* _Dataset records_
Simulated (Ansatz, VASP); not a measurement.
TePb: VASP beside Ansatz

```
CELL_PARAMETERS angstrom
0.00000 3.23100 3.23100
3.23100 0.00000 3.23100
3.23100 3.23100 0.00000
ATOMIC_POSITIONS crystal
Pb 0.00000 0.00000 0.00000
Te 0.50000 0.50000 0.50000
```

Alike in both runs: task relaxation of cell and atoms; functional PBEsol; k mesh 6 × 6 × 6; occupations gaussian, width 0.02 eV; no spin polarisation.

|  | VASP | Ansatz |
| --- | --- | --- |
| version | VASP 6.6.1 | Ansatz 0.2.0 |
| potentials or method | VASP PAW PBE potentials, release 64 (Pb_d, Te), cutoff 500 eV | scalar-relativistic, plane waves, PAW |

* _Work task_
Retype the listing above without a single difference.

* _Exercise output_
Simulated (Ansatz, VASP); not a measurement.
TePb: VASP beside Ansatz

```
CELL_PARAMETERS angstrom
0.00000 3.23100 3.23100
3.23100 0.00000 3.23100
3.23100 3.23100 0.00000
ATOMIC_POSITIONS crystal
Pb 0.00000 0.00000 0.00000
Te 0.50000 0.50000 0.50000
```

Alike in both runs: task relaxation of cell and atoms; functional PBEsol; k mesh 6 × 6 × 6; occupations gaussian, width 0.02 eV; no spin polarisation.

|  | VASP | Ansatz |
| --- | --- | --- |
| version | VASP 6.6.1 | Ansatz 0.2.0 |
| potentials or method | VASP PAW PBE potentials, release 64 (Pb_d, Te), cutoff 500 eV | scalar-relativistic, plane waves, PAW |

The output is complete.